* [Work request] Give back, exactly as written, the lines from the beginning of the listing through the one that contains "of this run.".

··· Record set ···

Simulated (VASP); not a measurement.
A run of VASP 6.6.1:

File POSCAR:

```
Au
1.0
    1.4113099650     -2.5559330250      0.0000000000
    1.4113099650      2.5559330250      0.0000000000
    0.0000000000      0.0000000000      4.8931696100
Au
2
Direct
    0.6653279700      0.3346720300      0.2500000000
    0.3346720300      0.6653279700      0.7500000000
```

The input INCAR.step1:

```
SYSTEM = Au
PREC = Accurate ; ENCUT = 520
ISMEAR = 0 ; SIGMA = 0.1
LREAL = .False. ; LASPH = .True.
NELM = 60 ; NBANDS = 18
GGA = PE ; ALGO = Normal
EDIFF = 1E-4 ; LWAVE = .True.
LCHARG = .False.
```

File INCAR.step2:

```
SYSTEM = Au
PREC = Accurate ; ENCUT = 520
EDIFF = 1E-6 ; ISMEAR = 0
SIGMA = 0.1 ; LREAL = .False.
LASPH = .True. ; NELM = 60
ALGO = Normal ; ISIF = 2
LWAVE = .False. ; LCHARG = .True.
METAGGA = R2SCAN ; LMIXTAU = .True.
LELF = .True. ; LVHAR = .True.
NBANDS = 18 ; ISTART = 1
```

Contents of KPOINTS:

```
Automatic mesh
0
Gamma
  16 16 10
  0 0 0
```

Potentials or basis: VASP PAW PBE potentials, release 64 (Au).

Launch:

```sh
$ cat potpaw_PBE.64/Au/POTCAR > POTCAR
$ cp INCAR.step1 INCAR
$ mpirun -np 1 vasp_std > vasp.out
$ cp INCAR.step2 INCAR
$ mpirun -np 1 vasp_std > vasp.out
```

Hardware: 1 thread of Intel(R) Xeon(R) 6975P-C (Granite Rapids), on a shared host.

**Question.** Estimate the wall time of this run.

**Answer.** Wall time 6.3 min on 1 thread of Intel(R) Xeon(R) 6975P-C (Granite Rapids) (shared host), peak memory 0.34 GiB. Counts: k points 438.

···

* [Problem solution]
Simulated (VASP); not a measurement.
A run of VASP 6.6.1:

File POSCAR:

```
Au
1.0
    1.4113099650     -2.5559330250      0.0000000000
    1.4113099650      2.5559330250      0.0000000000
    0.0000000000      0.0000000000      4.8931696100
Au
2
Direct
    0.6653279700      0.3346720300      0.2500000000
    0.3346720300      0.6653279700      0.7500000000
```

The input INCAR.step1:

```
SYSTEM = Au
PREC = Accurate ; ENCUT = 520
ISMEAR = 0 ; SIGMA = 0.1
LREAL = .False. ; LASPH = .True.
NELM = 60 ; NBANDS = 18
GGA = PE ; ALGO = Normal
EDIFF = 1E-4 ; LWAVE = .True.
LCHARG = .False.
```

File INCAR.step2:

```
SYSTEM = Au
PREC = Accurate ; ENCUT = 520
EDIFF = 1E-6 ; ISMEAR = 0
SIGMA = 0.1 ; LREAL = .False.
LASPH = .True. ; NELM = 60
ALGO = Normal ; ISIF = 2
LWAVE = .False. ; LCHARG = .True.
METAGGA = R2SCAN ; LMIXTAU = .True.
LELF = .True. ; LVHAR = .True.
NBANDS = 18 ; ISTART = 1
```

Contents of KPOINTS:

```
Automatic mesh
0
Gamma
  16 16 10
  0 0 0
```

Potentials or basis: VASP PAW PBE potentials, release 64 (Au).

Launch:

```sh
$ cat potpaw_PBE.64/Au/POTCAR > POTCAR
$ cp INCAR.step1 INCAR
$ mpirun -np 1 vasp_std > vasp.out
$ cp INCAR.step2 INCAR
$ mpirun -np 1 vasp_std > vasp.out
```

Hardware: 1 thread of Intel(R) Xeon(R) 6975P-C (Granite Rapids), on a shared host.

**Question.** Estimate the wall time of this run.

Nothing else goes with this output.